Dataset entries:
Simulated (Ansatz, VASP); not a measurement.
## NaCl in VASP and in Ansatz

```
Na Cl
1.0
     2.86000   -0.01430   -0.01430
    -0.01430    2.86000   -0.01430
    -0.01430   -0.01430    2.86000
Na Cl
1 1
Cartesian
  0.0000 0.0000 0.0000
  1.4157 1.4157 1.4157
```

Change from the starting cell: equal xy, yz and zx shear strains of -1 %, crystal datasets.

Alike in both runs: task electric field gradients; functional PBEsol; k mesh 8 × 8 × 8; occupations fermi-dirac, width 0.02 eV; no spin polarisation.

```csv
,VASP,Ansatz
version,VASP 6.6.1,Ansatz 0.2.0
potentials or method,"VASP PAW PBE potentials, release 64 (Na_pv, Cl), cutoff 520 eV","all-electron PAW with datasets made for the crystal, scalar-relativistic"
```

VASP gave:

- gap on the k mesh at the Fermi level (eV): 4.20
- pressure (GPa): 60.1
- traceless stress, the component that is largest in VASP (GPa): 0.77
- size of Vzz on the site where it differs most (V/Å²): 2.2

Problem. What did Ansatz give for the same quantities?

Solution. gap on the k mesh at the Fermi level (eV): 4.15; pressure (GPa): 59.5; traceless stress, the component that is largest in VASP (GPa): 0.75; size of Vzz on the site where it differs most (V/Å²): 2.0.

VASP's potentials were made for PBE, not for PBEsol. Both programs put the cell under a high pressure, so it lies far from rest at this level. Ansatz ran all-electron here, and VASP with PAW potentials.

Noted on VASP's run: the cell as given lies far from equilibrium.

Action item: Copy out each line of the data above, exactly, if it lies between the line holding "- size of Vzz" and the line holding "Solution. gap on", inclusive; copy no other line.

Written answer:
- size of Vzz on the site where it differs most (V/Å²): 2.2

Problem. What did Ansatz give for the same quantities?

Solution. gap on the k mesh at the Fermi level (eV): 4.15; pressure (GPa): 59.5; traceless stress, the component that is largest in VASP (GPa): 0.75; size of Vzz on the site where it differs most (V/Å²): 2.0.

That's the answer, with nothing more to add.